--- Work order ---
Extract every line of the material below and reproduce it faithfully.

--- Stored data ---
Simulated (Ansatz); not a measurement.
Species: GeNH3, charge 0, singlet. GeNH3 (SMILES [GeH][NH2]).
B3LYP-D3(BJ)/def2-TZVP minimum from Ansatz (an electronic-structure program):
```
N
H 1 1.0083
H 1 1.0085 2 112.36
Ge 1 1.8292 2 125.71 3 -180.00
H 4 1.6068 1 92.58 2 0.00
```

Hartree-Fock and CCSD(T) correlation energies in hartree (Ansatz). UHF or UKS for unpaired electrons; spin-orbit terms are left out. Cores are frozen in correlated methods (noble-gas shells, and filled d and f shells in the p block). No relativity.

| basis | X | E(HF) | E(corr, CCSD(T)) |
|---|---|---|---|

--- Answer area ---
Simulated (Ansatz); not a measurement.
Species: GeNH3, charge 0, singlet. GeNH3 (SMILES [GeH][NH2]).
B3LYP-D3(BJ)/def2-TZVP minimum from Ansatz (an electronic-structure program):
```
N
H 1 1.0083
H 1 1.0085 2 112.36
Ge 1 1.8292 2 125.71 3 -180.00
H 4 1.6068 1 92.58 2 0.00
```

Hartree-Fock and CCSD(T) correlation energies in hartree (Ansatz). UHF or UKS for unpaired electrons; spin-orbit terms are left out. Cores are frozen in correlated methods (noble-gas shells, and filled d and f shells in the p block). No relativity.

| basis | X | E(HF) | E(corr, CCSD(T)) |
|---|---|---|---|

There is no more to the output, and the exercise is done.